## Requirement
In the entries below, find the line containing "single point |" and the line containing "Wall time 3.5". Copy those two lines and everything between them exactly, and only that.

## Information shown
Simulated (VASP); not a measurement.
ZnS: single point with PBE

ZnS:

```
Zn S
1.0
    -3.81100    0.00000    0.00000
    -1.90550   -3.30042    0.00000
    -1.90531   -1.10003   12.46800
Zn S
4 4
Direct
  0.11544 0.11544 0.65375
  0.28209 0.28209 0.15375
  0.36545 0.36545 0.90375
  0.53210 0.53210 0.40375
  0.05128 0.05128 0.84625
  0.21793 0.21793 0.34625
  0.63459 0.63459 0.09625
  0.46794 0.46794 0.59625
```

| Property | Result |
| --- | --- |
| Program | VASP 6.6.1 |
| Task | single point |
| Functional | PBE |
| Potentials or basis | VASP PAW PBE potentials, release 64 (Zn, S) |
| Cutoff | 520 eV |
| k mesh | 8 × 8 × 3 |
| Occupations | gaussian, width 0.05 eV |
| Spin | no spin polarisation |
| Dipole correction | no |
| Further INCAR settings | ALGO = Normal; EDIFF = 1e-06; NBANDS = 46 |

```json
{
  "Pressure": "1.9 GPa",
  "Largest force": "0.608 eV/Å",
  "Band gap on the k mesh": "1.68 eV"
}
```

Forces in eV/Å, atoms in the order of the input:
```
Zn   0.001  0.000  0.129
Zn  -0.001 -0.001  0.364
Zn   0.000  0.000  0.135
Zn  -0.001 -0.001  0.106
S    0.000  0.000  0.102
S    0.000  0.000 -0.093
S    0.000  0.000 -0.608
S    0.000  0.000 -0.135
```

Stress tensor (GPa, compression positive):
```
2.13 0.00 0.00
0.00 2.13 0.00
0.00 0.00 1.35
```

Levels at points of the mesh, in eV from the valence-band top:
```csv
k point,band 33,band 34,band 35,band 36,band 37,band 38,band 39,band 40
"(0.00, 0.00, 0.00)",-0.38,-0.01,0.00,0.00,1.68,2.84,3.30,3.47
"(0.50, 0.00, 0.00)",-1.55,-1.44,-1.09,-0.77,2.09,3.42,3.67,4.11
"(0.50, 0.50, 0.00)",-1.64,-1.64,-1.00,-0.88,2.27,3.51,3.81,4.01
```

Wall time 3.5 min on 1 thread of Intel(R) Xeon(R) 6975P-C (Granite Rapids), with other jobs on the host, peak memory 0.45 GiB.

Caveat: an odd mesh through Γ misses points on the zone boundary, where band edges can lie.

## Exercise result
| Task | single point |
| Functional | PBE |
| Potentials or basis | VASP PAW PBE potentials, release 64 (Zn, S) |
| Cutoff | 520 eV |
| k mesh | 8 × 8 × 3 |
| Occupations | gaussian, width 0.05 eV |
| Spin | no spin polarisation |
| Dipole correction | no |
| Further INCAR settings | ALGO = Normal; EDIFF = 1e-06; NBANDS = 46 |

```json
{
  "Pressure": "1.9 GPa",
  "Largest force": "0.608 eV/Å",
  "Band gap on the k mesh": "1.68 eV"
}
```

Forces in eV/Å, atoms in the order of the input:
```
Zn   0.001  0.000  0.129
Zn  -0.001 -0.001  0.364
Zn   0.000  0.000  0.135
Zn  -0.001 -0.001  0.106
S    0.000  0.000  0.102
S    0.000  0.000 -0.093
S    0.000  0.000 -0.608
S    0.000  0.000 -0.135
```

Stress tensor (GPa, compression positive):
```
2.13 0.00 0.00
0.00 2.13 0.00
0.00 0.00 1.35
```

Levels at points of the mesh, in eV from the valence-band top:
```csv
k point,band 33,band 34,band 35,band 36,band 37,band 38,band 39,band 40
"(0.00, 0.00, 0.00)",-0.38,-0.01,0.00,0.00,1.68,2.84,3.30,3.47
"(0.50, 0.00, 0.00)",-1.55,-1.44,-1.09,-0.77,2.09,3.42,3.67,4.11
"(0.50, 0.50, 0.00)",-1.64,-1.64,-1.00,-0.88,2.27,3.51,3.81,4.01
```

Wall time 3.5 min on 1 thread of Intel(R) Xeon(R) 6975P-C (Granite Rapids), with other jobs on the host, peak memory 0.45 GiB.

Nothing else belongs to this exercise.